Work request - I need the lines below from the one with "The run is repeated" down to the one with "Band gap on the k mesh 0.40" reproduced exactly, both ends included, and nothing else.

Recorded information -
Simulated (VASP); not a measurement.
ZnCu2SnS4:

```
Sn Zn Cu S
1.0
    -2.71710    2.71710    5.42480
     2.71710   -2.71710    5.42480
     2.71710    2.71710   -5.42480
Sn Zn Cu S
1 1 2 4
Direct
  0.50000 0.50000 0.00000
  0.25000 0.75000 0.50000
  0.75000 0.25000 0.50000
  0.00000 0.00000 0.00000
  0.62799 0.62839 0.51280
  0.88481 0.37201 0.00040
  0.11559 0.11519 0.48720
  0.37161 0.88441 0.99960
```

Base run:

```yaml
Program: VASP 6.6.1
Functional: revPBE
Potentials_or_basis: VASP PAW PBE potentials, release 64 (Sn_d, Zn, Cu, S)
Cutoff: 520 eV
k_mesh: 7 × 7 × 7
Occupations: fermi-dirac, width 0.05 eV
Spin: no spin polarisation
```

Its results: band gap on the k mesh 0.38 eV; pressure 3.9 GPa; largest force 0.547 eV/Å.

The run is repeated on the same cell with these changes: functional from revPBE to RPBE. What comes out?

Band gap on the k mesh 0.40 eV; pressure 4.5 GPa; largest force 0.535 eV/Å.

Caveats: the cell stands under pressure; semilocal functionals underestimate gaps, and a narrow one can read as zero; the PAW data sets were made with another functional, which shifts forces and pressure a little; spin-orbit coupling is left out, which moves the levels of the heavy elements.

Response -
The run is repeated on the same cell with these changes: functional from revPBE to RPBE. What comes out?

Band gap on the k mesh 0.40 eV; pressure 4.5 GPa; largest force 0.535 eV/Å.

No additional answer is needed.